ACTIVITY.
The response must be a precise copy of the records that follow.

GIVEN DATA.

- Opening Delimiter -

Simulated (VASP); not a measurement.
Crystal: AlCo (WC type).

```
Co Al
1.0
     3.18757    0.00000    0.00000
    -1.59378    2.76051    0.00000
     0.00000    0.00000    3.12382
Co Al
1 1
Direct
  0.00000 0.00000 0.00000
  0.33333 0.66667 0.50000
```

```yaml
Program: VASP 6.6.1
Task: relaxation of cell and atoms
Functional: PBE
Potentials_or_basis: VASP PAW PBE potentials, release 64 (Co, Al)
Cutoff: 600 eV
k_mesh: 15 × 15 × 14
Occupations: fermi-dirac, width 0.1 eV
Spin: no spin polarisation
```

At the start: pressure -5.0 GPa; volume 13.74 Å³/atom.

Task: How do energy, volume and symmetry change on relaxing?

- Closing Delimiter -

WORKED SOLUTION.
Simulated (VASP); not a measurement.
Crystal: AlCo (WC type).

```
Co Al
1.0
     3.18757    0.00000    0.00000
    -1.59378    2.76051    0.00000
     0.00000    0.00000    3.12382
Co Al
1 1
Direct
  0.00000 0.00000 0.00000
  0.33333 0.66667 0.50000
```

```yaml
Program: VASP 6.6.1
Task: relaxation of cell and atoms
Functional: PBE
Potentials_or_basis: VASP PAW PBE potentials, release 64 (Co, Al)
Cutoff: 600 eV
k_mesh: 15 × 15 × 14
Occupations: fermi-dirac, width 0.1 eV
Spin: no spin polarisation
```

At the start: pressure -5.0 GPa; volume 13.74 Å³/atom.

Task: How do energy, volume and symmetry change on relaxing?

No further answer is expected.